Available data:
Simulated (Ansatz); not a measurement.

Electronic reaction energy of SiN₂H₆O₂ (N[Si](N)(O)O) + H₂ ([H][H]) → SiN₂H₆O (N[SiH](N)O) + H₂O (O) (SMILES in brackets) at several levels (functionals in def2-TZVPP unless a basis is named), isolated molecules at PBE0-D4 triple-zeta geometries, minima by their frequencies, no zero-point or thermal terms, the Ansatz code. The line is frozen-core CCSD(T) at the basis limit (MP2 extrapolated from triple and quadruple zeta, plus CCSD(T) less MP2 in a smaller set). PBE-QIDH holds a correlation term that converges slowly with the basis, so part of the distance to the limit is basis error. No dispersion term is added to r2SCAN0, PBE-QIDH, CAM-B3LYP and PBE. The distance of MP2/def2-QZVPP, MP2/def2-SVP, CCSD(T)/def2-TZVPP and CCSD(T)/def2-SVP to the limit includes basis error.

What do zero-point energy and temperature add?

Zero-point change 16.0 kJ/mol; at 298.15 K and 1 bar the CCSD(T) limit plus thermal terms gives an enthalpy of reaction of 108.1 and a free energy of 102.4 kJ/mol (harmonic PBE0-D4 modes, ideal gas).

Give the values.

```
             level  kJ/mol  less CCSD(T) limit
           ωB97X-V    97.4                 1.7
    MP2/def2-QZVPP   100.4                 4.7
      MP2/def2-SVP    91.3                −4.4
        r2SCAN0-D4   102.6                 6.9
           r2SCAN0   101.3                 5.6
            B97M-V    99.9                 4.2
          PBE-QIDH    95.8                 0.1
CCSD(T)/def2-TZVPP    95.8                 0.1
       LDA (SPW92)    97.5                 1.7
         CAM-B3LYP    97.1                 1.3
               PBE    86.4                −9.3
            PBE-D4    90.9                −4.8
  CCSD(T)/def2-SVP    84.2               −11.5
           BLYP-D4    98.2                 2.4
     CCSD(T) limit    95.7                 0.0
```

Requirement: Return exactly, please, the lines of the material from the first one down to and including the line where "What do zero-point" appears.

Worked solution:
Simulated (Ansatz); not a measurement.

Electronic reaction energy of SiN₂H₆O₂ (N[Si](N)(O)O) + H₂ ([H][H]) → SiN₂H₆O (N[SiH](N)O) + H₂O (O) (SMILES in brackets) at several levels (functionals in def2-TZVPP unless a basis is named), isolated molecules at PBE0-D4 triple-zeta geometries, minima by their frequencies, no zero-point or thermal terms, the Ansatz code. The line is frozen-core CCSD(T) at the basis limit (MP2 extrapolated from triple and quadruple zeta, plus CCSD(T) less MP2 in a smaller set). PBE-QIDH holds a correlation term that converges slowly with the basis, so part of the distance to the limit is basis error. No dispersion term is added to r2SCAN0, PBE-QIDH, CAM-B3LYP and PBE. The distance of MP2/def2-QZVPP, MP2/def2-SVP, CCSD(T)/def2-TZVPP and CCSD(T)/def2-SVP to the limit includes basis error.

What do zero-point energy and temperature add?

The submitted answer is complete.